▸ Data for analysis
:::
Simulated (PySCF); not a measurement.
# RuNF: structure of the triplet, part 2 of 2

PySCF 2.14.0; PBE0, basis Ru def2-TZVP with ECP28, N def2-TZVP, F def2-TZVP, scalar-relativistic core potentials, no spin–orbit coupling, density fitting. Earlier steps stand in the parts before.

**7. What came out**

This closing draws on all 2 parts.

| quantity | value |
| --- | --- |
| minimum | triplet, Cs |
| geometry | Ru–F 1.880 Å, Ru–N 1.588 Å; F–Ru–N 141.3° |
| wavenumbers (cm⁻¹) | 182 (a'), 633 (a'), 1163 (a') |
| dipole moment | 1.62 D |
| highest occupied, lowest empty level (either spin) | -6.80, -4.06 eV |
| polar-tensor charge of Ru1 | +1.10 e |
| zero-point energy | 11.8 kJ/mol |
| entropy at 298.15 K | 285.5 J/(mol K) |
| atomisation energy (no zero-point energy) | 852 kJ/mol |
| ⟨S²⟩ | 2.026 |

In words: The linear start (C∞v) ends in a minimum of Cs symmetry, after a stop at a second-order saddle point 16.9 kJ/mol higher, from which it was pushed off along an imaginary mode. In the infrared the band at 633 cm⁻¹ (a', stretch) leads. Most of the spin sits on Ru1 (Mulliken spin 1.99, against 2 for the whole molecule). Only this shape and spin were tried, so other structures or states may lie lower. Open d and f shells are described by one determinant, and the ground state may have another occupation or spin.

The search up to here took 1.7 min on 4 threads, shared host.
:::

The data should be transcribed exactly, line for line.

Simulated (PySCF); not a measurement.
# RuNF: structure of the triplet, part 2 of 2

PySCF 2.14.0; PBE0, basis Ru def2-TZVP with ECP28, N def2-TZVP, F def2-TZVP, scalar-relativistic core potentials, no spin–orbit coupling, density fitting. Earlier steps stand in the parts before.

**7. What came out**

This closing draws on all 2 parts.

| quantity | value |
| --- | --- |
| minimum | triplet, Cs |
| geometry | Ru–F 1.880 Å, Ru–N 1.588 Å; F–Ru–N 141.3° |
| wavenumbers (cm⁻¹) | 182 (a'), 633 (a'), 1163 (a') |
| dipole moment | 1.62 D |
| highest occupied, lowest empty level (either spin) | -6.80, -4.06 eV |
| polar-tensor charge of Ru1 | +1.10 e |
| zero-point energy | 11.8 kJ/mol |
| entropy at 298.15 K | 285.5 J/(mol K) |
| atomisation energy (no zero-point energy) | 852 kJ/mol |
| ⟨S²⟩ | 2.026 |

In words: The linear start (C∞v) ends in a minimum of Cs symmetry, after a stop at a second-order saddle point 16.9 kJ/mol higher, from which it was pushed off along an imaginary mode. In the infrared the band at 633 cm⁻¹ (a', stretch) leads. Most of the spin sits on Ru1 (Mulliken spin 1.99, against 2 for the whole molecule). Only this shape and spin were tried, so other structures or states may lie lower. Open d and f shells are described by one determinant, and the ground state may have another occupation or spin.

The search up to here took 1.7 min on 4 threads, shared host.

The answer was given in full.